- **Excerpted data**:
-.-.-

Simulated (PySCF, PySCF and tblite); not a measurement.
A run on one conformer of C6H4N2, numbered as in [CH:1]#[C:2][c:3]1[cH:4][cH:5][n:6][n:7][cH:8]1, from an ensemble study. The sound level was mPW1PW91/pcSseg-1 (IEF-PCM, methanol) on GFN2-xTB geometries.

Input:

-.-.-

- **Requirement**: Beginning at the top of the data, extract each line through the line containing "A run on one" and return those lines exactly, with nothing added.

- **Exercise output**:
Simulated (PySCF, PySCF and tblite); not a measurement.
A run on one conformer of C6H4N2, numbered as in [CH:1]#[C:2][c:3]1[cH:4][cH:5][n:6][n:7][cH:8]1, from an ensemble study. The sound level was mPW1PW91/pcSseg-1 (IEF-PCM, methanol) on GFN2-xTB geometries.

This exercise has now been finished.